### DATASET EXCERPTS:
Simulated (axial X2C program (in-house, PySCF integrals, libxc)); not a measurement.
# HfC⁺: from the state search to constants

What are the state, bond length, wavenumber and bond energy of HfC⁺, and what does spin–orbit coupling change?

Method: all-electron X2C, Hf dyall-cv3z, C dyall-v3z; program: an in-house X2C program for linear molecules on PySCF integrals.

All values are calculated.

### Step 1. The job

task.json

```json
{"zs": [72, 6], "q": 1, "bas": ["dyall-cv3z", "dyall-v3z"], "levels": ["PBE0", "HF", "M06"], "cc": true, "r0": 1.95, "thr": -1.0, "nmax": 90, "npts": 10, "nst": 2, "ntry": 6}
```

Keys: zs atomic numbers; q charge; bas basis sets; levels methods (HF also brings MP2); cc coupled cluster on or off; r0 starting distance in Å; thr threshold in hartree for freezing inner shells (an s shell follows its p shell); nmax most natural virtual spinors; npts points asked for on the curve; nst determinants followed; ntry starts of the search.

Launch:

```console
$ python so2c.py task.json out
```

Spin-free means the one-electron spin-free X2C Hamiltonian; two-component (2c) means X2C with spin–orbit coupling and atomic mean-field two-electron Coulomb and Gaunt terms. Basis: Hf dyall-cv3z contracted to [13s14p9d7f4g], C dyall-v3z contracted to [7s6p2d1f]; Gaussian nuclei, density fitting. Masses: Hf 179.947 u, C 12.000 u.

### REQUIREMENT:
Word for word, quote the lines of the material from the first line through the line with "What are the", both ends included.

### TASK OUTPUT:
Simulated (axial X2C program (in-house, PySCF integrals, libxc)); not a measurement.
# HfC⁺: from the state search to constants

What are the state, bond length, wavenumber and bond energy of HfC⁺, and what does spin–orbit coupling change?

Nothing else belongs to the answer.